● WORK TASK
Up to and including the line containing "force: 0.012 eV/Å", please reproduce the lines of the listing below, starting from the top.

● EXTRACTED INFORMATION
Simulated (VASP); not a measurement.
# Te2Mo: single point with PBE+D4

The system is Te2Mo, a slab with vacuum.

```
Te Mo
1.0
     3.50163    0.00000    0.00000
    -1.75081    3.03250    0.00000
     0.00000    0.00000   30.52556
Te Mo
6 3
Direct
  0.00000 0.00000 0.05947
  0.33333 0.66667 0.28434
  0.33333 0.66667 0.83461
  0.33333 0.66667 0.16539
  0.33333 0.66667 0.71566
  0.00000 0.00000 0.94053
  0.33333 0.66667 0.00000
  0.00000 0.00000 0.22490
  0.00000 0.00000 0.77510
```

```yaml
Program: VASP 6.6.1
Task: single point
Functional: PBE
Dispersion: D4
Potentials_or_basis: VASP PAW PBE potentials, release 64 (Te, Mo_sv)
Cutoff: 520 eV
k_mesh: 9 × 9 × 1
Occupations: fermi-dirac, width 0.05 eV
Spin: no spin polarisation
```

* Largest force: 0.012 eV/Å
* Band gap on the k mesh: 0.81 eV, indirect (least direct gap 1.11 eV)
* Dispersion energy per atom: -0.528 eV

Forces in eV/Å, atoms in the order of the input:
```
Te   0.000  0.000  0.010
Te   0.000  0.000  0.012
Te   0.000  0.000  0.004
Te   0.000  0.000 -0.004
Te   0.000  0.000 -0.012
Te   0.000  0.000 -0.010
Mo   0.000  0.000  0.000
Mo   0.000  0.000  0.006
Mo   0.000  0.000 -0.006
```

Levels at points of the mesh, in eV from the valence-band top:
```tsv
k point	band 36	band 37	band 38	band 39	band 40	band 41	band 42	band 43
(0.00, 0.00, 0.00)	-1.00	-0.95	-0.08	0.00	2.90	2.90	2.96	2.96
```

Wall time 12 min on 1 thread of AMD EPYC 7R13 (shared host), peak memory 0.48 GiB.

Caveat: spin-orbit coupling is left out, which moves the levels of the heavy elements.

● EXPECTED ANSWER
Simulated (VASP); not a measurement.
# Te2Mo: single point with PBE+D4

The system is Te2Mo, a slab with vacuum.

```
Te Mo
1.0
     3.50163    0.00000    0.00000
    -1.75081    3.03250    0.00000
     0.00000    0.00000   30.52556
Te Mo
6 3
Direct
  0.00000 0.00000 0.05947
  0.33333 0.66667 0.28434
  0.33333 0.66667 0.83461
  0.33333 0.66667 0.16539
  0.33333 0.66667 0.71566
  0.00000 0.00000 0.94053
  0.33333 0.66667 0.00000
  0.00000 0.00000 0.22490
  0.00000 0.00000 0.77510
```

```yaml
Program: VASP 6.6.1
Task: single point
Functional: PBE
Dispersion: D4
Potentials_or_basis: VASP PAW PBE potentials, release 64 (Te, Mo_sv)
Cutoff: 520 eV
k_mesh: 9 × 9 × 1
Occupations: fermi-dirac, width 0.05 eV
Spin: no spin polarisation
```

* Largest force: 0.012 eV/Å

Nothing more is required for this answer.